*Activity*:
Print, exactly as written, every line from the first line of the records below through the line containing "0.003 | +0.0029 |", and nothing further.

*Source material*:
=== Section Start ===

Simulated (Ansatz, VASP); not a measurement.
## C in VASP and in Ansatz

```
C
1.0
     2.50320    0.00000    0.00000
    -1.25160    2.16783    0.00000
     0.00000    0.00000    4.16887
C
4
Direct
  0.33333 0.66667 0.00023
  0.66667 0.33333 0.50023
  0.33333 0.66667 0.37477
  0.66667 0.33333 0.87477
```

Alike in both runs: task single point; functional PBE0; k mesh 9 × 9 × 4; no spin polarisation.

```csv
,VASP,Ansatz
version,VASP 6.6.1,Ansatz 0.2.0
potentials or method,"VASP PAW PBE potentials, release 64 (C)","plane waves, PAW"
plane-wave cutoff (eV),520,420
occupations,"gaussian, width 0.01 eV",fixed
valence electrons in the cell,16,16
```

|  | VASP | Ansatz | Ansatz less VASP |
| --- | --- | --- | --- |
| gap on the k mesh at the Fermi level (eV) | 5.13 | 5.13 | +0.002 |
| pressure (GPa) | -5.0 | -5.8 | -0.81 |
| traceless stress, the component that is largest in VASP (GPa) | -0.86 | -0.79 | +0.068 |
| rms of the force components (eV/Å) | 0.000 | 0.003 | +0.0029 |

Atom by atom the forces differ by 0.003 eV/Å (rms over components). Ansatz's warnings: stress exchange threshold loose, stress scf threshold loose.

=== Section End ===

*Answer area*:
Simulated (Ansatz, VASP); not a measurement.
## C in VASP and in Ansatz

```
C
1.0
     2.50320    0.00000    0.00000
    -1.25160    2.16783    0.00000
     0.00000    0.00000    4.16887
C
4
Direct
  0.33333 0.66667 0.00023
  0.66667 0.33333 0.50023
  0.33333 0.66667 0.37477
  0.66667 0.33333 0.87477
```

Alike in both runs: task single point; functional PBE0; k mesh 9 × 9 × 4; no spin polarisation.

```csv
,VASP,Ansatz
version,VASP 6.6.1,Ansatz 0.2.0
potentials or method,"VASP PAW PBE potentials, release 64 (C)","plane waves, PAW"
plane-wave cutoff (eV),520,420
occupations,"gaussian, width 0.01 eV",fixed
valence electrons in the cell,16,16
```

|  | VASP | Ansatz | Ansatz less VASP |
| --- | --- | --- | --- |
| gap on the k mesh at the Fermi level (eV) | 5.13 | 5.13 | +0.002 |
| pressure (GPa) | -5.0 | -5.8 | -0.81 |
| traceless stress, the component that is largest in VASP (GPa) | -0.86 | -0.79 | +0.068 |
| rms of the force components (eV/Å) | 0.000 | 0.003 | +0.0029 |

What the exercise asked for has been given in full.